#### DATASET EXCERPTS
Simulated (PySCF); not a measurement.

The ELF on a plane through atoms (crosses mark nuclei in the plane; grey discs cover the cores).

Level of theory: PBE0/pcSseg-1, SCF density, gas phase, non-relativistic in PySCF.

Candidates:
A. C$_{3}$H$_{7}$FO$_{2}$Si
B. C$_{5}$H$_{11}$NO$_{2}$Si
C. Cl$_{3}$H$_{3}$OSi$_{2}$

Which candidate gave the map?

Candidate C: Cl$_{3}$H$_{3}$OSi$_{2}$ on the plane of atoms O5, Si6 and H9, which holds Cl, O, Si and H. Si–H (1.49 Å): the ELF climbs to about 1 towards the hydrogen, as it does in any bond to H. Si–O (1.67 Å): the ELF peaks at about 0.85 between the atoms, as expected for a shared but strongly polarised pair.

#### ACTION ITEM
Among the records above, a stretch begins at the line containing "Level of theory: PBE0/pcSseg-1, SCF" and ends at the line containing "Which candidate gave the map?". Restate that stretch word for word, and nothing else.

#### TASK RESPONSE
Level of theory: PBE0/pcSseg-1, SCF density, gas phase, non-relativistic in PySCF.

Candidates:
A. C$_{3}$H$_{7}$FO$_{2}$Si
B. C$_{5}$H$_{11}$NO$_{2}$Si
C. Cl$_{3}$H$_{3}$OSi$_{2}$

Which candidate gave the map?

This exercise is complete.